**** Excerpted data ****
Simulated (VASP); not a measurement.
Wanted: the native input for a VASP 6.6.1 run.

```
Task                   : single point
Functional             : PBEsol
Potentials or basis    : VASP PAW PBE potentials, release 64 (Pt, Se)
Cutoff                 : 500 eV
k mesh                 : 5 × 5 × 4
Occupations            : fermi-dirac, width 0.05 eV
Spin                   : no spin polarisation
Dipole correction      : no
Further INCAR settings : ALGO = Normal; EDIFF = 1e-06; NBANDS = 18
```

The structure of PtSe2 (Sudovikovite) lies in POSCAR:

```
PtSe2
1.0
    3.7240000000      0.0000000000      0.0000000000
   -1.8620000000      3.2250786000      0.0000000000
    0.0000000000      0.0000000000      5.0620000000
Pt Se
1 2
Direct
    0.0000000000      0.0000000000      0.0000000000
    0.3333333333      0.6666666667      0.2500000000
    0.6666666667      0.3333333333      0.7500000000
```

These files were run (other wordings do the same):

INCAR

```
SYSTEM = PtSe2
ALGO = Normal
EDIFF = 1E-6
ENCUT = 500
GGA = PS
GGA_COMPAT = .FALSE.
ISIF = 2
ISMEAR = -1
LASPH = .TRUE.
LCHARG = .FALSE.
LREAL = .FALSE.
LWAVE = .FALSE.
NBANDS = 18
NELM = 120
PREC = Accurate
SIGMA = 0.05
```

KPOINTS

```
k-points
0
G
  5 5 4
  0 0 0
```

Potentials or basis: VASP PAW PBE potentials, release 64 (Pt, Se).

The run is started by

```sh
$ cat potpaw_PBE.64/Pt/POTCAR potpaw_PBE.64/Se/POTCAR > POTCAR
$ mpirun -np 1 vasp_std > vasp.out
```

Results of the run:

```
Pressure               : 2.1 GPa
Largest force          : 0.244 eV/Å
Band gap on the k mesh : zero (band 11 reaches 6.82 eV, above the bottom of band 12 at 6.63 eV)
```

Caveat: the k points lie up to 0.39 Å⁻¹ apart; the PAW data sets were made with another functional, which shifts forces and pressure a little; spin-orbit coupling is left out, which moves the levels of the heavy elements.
****

*Work instruction*: Each line from the top of the records down to the one with "Potentials or basis: VASP" must be retyped exactly; include both ends and nothing else.

*Task response*:
Simulated (VASP); not a measurement.
Wanted: the native input for a VASP 6.6.1 run.

```
Task                   : single point
Functional             : PBEsol
Potentials or basis    : VASP PAW PBE potentials, release 64 (Pt, Se)
Cutoff                 : 500 eV
k mesh                 : 5 × 5 × 4
Occupations            : fermi-dirac, width 0.05 eV
Spin                   : no spin polarisation
Dipole correction      : no
Further INCAR settings : ALGO = Normal; EDIFF = 1e-06; NBANDS = 18
```

The structure of PtSe2 (Sudovikovite) lies in POSCAR:

```
PtSe2
1.0
    3.7240000000      0.0000000000      0.0000000000
   -1.8620000000      3.2250786000      0.0000000000
    0.0000000000      0.0000000000      5.0620000000
Pt Se
1 2
Direct
    0.0000000000      0.0000000000      0.0000000000
    0.3333333333      0.6666666667      0.2500000000
    0.6666666667      0.3333333333      0.7500000000
```

These files were run (other wordings do the same):

INCAR

```
SYSTEM = PtSe2
ALGO = Normal
EDIFF = 1E-6
ENCUT = 500
GGA = PS
GGA_COMPAT = .FALSE.
ISIF = 2
ISMEAR = -1
LASPH = .TRUE.
LCHARG = .FALSE.
LREAL = .FALSE.
LWAVE = .FALSE.
NBANDS = 18
NELM = 120
PREC = Accurate
SIGMA = 0.05
```

KPOINTS

```
k-points
0
G
  5 5 4
  0 0 0
```

Potentials or basis: VASP PAW PBE potentials, release 64 (Pt, Se).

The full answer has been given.